* **Work request**
Your answer should be an exact copy of the lines from the start of the entries to the line containing "Q: The arrows", both included.

* **Extracted records**
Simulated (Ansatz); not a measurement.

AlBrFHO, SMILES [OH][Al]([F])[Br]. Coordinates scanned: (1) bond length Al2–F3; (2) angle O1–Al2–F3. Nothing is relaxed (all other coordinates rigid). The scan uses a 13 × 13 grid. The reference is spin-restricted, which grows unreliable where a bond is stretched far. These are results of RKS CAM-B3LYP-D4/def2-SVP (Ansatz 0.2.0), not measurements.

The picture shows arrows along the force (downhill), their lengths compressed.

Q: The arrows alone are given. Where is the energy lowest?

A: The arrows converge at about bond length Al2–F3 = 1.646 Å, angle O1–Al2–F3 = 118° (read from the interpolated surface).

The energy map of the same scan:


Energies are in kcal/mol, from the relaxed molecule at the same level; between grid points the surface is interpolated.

* **Written answer**
Simulated (Ansatz); not a measurement.

AlBrFHO, SMILES [OH][Al]([F])[Br]. Coordinates scanned: (1) bond length Al2–F3; (2) angle O1–Al2–F3. Nothing is relaxed (all other coordinates rigid). The scan uses a 13 × 13 grid. The reference is spin-restricted, which grows unreliable where a bond is stretched far. These are results of RKS CAM-B3LYP-D4/def2-SVP (Ansatz 0.2.0), not measurements.

The picture shows arrows along the force (downhill), their lengths compressed.

Q: The arrows alone are given. Where is the energy lowest?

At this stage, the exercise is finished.